┄┄┄┄┄┄

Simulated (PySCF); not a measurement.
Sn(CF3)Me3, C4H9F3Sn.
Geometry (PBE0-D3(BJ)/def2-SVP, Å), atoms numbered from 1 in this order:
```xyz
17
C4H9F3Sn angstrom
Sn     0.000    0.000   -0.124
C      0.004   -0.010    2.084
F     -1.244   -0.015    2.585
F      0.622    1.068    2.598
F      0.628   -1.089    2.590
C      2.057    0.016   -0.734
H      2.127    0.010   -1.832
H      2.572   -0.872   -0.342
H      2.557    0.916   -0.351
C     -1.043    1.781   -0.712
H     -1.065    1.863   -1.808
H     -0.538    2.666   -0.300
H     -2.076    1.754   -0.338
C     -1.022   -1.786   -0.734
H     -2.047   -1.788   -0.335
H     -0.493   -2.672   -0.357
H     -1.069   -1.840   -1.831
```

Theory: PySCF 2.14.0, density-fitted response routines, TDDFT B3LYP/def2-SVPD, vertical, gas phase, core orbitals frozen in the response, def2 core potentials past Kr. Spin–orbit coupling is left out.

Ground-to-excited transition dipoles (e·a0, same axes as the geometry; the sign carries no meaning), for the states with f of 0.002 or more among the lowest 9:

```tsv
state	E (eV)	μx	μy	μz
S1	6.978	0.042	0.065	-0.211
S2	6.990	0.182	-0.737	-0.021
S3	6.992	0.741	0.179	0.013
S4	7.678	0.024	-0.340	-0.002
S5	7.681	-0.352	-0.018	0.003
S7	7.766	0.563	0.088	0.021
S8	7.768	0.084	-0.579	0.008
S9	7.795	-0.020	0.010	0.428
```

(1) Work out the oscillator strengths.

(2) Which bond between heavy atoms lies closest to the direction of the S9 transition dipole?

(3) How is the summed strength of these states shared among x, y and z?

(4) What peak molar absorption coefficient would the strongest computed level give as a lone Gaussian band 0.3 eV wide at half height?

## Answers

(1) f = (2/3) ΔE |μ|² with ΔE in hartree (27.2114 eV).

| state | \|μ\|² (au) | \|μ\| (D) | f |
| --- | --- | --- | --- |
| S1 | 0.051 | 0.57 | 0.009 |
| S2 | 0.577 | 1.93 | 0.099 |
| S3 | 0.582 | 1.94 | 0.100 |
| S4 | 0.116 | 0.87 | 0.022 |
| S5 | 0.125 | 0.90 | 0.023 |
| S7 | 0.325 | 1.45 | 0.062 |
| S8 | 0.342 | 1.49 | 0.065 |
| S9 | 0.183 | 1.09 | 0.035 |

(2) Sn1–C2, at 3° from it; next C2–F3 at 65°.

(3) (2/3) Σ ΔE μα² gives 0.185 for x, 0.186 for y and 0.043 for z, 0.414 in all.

┄┄┄┄┄┄

> **WORK ITEM**
Return a word-for-word copy of the lines from the beginning of the listing to the line holding "1.94 | 0.100 |", both kept.

> **EXERCISE ANSWER**
Simulated (PySCF); not a measurement.
Sn(CF3)Me3, C4H9F3Sn.
Geometry (PBE0-D3(BJ)/def2-SVP, Å), atoms numbered from 1 in this order:
```xyz
17
C4H9F3Sn angstrom
Sn     0.000    0.000   -0.124
C      0.004   -0.010    2.084
F     -1.244   -0.015    2.585
F      0.622    1.068    2.598
F      0.628   -1.089    2.590
C      2.057    0.016   -0.734
H      2.127    0.010   -1.832
H      2.572   -0.872   -0.342
H      2.557    0.916   -0.351
C     -1.043    1.781   -0.712
H     -1.065    1.863   -1.808
H     -0.538    2.666   -0.300
H     -2.076    1.754   -0.338
C     -1.022   -1.786   -0.734
H     -2.047   -1.788   -0.335
H     -0.493   -2.672   -0.357
H     -1.069   -1.840   -1.831
```

Theory: PySCF 2.14.0, density-fitted response routines, TDDFT B3LYP/def2-SVPD, vertical, gas phase, core orbitals frozen in the response, def2 core potentials past Kr. Spin–orbit coupling is left out.

Ground-to-excited transition dipoles (e·a0, same axes as the geometry; the sign carries no meaning), for the states with f of 0.002 or more among the lowest 9:

```tsv
state	E (eV)	μx	μy	μz
S1	6.978	0.042	0.065	-0.211
S2	6.990	0.182	-0.737	-0.021
S3	6.992	0.741	0.179	0.013
S4	7.678	0.024	-0.340	-0.002
S5	7.681	-0.352	-0.018	0.003
S7	7.766	0.563	0.088	0.021
S8	7.768	0.084	-0.579	0.008
S9	7.795	-0.020	0.010	0.428
```

(1) Work out the oscillator strengths.

(2) Which bond between heavy atoms lies closest to the direction of the S9 transition dipole?

(3) How is the summed strength of these states shared among x, y and z?

(4) What peak molar absorption coefficient would the strongest computed level give as a lone Gaussian band 0.3 eV wide at half height?

## Answers

(1) f = (2/3) ΔE |μ|² with ΔE in hartree (27.2114 eV).

| state | \|μ\|² (au) | \|μ\| (D) | f |
| --- | --- | --- | --- |
| S1 | 0.051 | 0.57 | 0.009 |
| S2 | 0.577 | 1.93 | 0.099 |
| S3 | 0.582 | 1.94 | 0.100 |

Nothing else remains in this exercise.